Segment Start: Source data
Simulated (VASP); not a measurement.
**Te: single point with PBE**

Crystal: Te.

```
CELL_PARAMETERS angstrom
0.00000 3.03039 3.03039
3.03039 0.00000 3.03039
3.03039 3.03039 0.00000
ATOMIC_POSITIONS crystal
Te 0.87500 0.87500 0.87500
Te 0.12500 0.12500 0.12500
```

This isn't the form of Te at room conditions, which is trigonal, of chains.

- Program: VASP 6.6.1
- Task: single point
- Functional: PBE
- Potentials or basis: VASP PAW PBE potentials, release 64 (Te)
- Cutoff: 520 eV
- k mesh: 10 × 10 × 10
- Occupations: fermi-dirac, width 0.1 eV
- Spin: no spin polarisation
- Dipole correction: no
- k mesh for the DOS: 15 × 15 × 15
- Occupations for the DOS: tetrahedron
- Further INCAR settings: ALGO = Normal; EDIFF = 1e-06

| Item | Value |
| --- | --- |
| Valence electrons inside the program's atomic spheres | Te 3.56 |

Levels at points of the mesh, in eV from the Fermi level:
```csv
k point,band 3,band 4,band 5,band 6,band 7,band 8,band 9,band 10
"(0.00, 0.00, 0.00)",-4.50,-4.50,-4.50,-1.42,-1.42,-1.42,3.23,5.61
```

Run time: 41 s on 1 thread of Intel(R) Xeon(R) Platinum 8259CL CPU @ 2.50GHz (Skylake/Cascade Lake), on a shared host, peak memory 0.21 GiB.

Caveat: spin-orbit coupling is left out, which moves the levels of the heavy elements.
Segment End: Source data

* **Work order**:
Word for word, copy out the records.

* **Exercise output**:
Simulated (VASP); not a measurement.
**Te: single point with PBE**

Crystal: Te.

```
CELL_PARAMETERS angstrom
0.00000 3.03039 3.03039
3.03039 0.00000 3.03039
3.03039 3.03039 0.00000
ATOMIC_POSITIONS crystal
Te 0.87500 0.87500 0.87500
Te 0.12500 0.12500 0.12500
```

This isn't the form of Te at room conditions, which is trigonal, of chains.

- Program: VASP 6.6.1
- Task: single point
- Functional: PBE
- Potentials or basis: VASP PAW PBE potentials, release 64 (Te)
- Cutoff: 520 eV
- k mesh: 10 × 10 × 10
- Occupations: fermi-dirac, width 0.1 eV
- Spin: no spin polarisation
- Dipole correction: no
- k mesh for the DOS: 15 × 15 × 15
- Occupations for the DOS: tetrahedron
- Further INCAR settings: ALGO = Normal; EDIFF = 1e-06

| Item | Value |
| --- | --- |
| Valence electrons inside the program's atomic spheres | Te 3.56 |

Levels at points of the mesh, in eV from the Fermi level:
```csv
k point,band 3,band 4,band 5,band 6,band 7,band 8,band 9,band 10
"(0.00, 0.00, 0.00)",-4.50,-4.50,-4.50,-1.42,-1.42,-1.42,3.23,5.61
```

Run time: 41 s on 1 thread of Intel(R) Xeon(R) Platinum 8259CL CPU @ 2.50GHz (Skylake/Cascade Lake), on a shared host, peak memory 0.21 GiB.

Caveat: spin-orbit coupling is left out, which moves the levels of the heavy elements.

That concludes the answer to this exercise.